*** Information supplied ***

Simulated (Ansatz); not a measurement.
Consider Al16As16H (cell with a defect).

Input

*** End of Information supplied ***

▶ [Activity]: Output the data above exactly, please, line for line.

▶ [Response box]:
Simulated (Ansatz); not a measurement.
Consider Al16As16H (cell with a defect).

Input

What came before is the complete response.